EXERCISE =>
Reproduce the records exactly through the line with "Task: How long".

******
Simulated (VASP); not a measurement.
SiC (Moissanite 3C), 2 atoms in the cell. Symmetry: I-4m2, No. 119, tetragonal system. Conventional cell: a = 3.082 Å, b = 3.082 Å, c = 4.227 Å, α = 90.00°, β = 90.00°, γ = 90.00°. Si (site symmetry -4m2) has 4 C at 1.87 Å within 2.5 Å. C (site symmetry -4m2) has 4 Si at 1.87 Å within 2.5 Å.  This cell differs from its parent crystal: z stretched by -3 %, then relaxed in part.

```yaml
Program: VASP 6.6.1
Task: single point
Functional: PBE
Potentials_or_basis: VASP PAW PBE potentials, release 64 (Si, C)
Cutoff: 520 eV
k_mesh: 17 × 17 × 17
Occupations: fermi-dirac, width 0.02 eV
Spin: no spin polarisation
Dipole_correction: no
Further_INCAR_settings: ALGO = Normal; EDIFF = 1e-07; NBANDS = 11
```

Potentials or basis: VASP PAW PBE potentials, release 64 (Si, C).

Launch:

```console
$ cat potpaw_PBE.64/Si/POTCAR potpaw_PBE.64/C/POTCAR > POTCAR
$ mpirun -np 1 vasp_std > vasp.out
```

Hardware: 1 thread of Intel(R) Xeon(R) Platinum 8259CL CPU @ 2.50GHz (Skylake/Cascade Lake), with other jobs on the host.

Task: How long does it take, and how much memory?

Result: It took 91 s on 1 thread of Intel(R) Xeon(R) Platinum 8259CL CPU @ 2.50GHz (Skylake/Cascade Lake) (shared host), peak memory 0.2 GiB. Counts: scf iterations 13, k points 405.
******

ANSWER BOX =>
Simulated (VASP); not a measurement.
SiC (Moissanite 3C), 2 atoms in the cell. Symmetry: I-4m2, No. 119, tetragonal system. Conventional cell: a = 3.082 Å, b = 3.082 Å, c = 4.227 Å, α = 90.00°, β = 90.00°, γ = 90.00°. Si (site symmetry -4m2) has 4 C at 1.87 Å within 2.5 Å. C (site symmetry -4m2) has 4 Si at 1.87 Å within 2.5 Å.  This cell differs from its parent crystal: z stretched by -3 %, then relaxed in part.

```yaml
Program: VASP 6.6.1
Task: single point
Functional: PBE
Potentials_or_basis: VASP PAW PBE potentials, release 64 (Si, C)
Cutoff: 520 eV
k_mesh: 17 × 17 × 17
Occupations: fermi-dirac, width 0.02 eV
Spin: no spin polarisation
Dipole_correction: no
Further_INCAR_settings: ALGO = Normal; EDIFF = 1e-07; NBANDS = 11
```

Potentials or basis: VASP PAW PBE potentials, release 64 (Si, C).

Launch:

```console
$ cat potpaw_PBE.64/Si/POTCAR potpaw_PBE.64/C/POTCAR > POTCAR
$ mpirun -np 1 vasp_std > vasp.out
```

Hardware: 1 thread of Intel(R) Xeon(R) Platinum 8259CL CPU @ 2.50GHz (Skylake/Cascade Lake), with other jobs on the host.

Task: How long does it take, and how much memory?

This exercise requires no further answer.